►

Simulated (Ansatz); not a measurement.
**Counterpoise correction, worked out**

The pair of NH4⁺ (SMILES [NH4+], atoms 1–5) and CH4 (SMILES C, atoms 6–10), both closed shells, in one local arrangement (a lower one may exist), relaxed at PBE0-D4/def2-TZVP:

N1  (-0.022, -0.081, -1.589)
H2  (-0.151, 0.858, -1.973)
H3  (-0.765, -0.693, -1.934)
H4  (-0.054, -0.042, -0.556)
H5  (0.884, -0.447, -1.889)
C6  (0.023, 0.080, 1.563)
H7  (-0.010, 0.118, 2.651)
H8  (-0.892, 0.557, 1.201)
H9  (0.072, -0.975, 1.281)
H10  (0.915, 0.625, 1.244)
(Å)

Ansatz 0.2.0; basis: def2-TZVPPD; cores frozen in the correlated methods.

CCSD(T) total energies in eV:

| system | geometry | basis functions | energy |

◄

■ **Required action**:
Your answer consists solely of the lines from the top of the records above through the line that contains "CCSD(T) total energies", each echoed exactly.

■ **Problem solution**:
Simulated (Ansatz); not a measurement.
**Counterpoise correction, worked out**

The pair of NH4⁺ (SMILES [NH4+], atoms 1–5) and CH4 (SMILES C, atoms 6–10), both closed shells, in one local arrangement (a lower one may exist), relaxed at PBE0-D4/def2-TZVP:

N1  (-0.022, -0.081, -1.589)
H2  (-0.151, 0.858, -1.973)
H3  (-0.765, -0.693, -1.934)
H4  (-0.054, -0.042, -0.556)
H5  (0.884, -0.447, -1.889)
C6  (0.023, 0.080, 1.563)
H7  (-0.010, 0.118, 2.651)
H8  (-0.892, 0.557, 1.201)
H9  (0.072, -0.975, 1.281)
H10  (0.915, 0.625, 1.244)
(Å)

Ansatz 0.2.0; basis: def2-TZVPPD; cores frozen in the correlated methods.

CCSD(T) total energies in eV:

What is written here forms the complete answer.